- DATA SHOWN:
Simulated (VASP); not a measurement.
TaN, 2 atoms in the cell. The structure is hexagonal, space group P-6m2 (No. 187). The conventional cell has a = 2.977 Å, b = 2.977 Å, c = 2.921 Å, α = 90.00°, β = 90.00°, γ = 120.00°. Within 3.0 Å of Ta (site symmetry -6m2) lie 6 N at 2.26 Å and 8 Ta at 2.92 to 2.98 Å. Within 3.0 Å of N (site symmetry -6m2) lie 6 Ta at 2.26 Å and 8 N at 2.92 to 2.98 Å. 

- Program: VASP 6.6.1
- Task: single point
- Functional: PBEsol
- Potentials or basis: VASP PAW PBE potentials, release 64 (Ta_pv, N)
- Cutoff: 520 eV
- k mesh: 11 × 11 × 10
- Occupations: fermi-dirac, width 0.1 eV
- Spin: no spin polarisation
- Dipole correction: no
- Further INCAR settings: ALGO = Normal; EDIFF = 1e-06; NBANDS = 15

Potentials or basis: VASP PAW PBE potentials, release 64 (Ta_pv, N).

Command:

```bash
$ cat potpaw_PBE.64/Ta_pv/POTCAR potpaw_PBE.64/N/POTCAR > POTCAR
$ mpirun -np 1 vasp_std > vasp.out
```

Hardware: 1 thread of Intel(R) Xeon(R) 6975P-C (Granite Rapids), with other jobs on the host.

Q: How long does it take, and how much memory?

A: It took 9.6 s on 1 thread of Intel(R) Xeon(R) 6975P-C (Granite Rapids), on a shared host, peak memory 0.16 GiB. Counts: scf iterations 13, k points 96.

- WORK REQUEST:
Begin at the top of the records above and quote each line exactly, ending with the line that contains "- Potentials or".

- WRITTEN RESPONSE:
Simulated (VASP); not a measurement.
TaN, 2 atoms in the cell. The structure is hexagonal, space group P-6m2 (No. 187). The conventional cell has a = 2.977 Å, b = 2.977 Å, c = 2.921 Å, α = 90.00°, β = 90.00°, γ = 120.00°. Within 3.0 Å of Ta (site symmetry -6m2) lie 6 N at 2.26 Å and 8 Ta at 2.92 to 2.98 Å. Within 3.0 Å of N (site symmetry -6m2) lie 6 Ta at 2.26 Å and 8 N at 2.92 to 2.98 Å. 

- Program: VASP 6.6.1
- Task: single point
- Functional: PBEsol
- Potentials or basis: VASP PAW PBE potentials, release 64 (Ta_pv, N)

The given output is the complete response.